▶ [Work instruction]: Using the records below, quote only the span that opens with the line containing "- Occupations: gaussian, width 0.01 eV" and closes with the line containing "Its results: band", exactly and inclusively.

(Raw data begins)

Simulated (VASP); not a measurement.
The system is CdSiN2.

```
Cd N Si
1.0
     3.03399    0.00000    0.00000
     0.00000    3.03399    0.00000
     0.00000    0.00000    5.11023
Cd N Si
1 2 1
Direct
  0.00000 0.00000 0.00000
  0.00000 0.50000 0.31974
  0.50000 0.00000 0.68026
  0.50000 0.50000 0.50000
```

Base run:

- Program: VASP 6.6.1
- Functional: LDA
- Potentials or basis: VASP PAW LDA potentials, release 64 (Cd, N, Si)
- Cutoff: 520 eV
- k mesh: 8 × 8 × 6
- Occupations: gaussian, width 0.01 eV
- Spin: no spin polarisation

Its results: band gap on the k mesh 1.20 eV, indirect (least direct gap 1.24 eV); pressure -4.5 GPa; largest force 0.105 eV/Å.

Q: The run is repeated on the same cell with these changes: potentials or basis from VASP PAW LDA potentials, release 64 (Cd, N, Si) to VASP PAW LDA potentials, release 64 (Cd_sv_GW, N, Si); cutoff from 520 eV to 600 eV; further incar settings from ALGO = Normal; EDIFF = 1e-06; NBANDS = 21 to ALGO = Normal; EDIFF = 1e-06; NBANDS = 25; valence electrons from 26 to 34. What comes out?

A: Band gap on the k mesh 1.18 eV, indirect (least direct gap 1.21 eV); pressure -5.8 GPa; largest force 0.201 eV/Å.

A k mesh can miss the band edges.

(Raw data ends)

▶ [Exercise output]:
- Occupations: gaussian, width 0.01 eV
- Spin: no spin polarisation

Its results: band gap on the k mesh 1.20 eV, indirect (least direct gap 1.24 eV); pressure -4.5 GPa; largest force 0.105 eV/Å.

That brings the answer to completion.